Extract all of the entries and set them down verbatim.

LISTED ENTRIES:
━━━━━━━━━━━━━━━━━━━━━━━━━━━━━━

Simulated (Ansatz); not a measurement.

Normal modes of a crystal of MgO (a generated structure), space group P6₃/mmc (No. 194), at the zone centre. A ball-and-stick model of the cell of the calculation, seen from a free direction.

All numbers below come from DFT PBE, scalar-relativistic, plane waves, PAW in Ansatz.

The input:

━━━━━━━━━━━━━━━━━━━━━━━━━━━━━━

WRITTEN RESPONSE:
Simulated (Ansatz); not a measurement.

Normal modes of a crystal of MgO (a generated structure), space group P6₃/mmc (No. 194), at the zone centre. A ball-and-stick model of the cell of the calculation, seen from a free direction.

All numbers below come from DFT PBE, scalar-relativistic, plane waves, PAW in Ansatz.

The input:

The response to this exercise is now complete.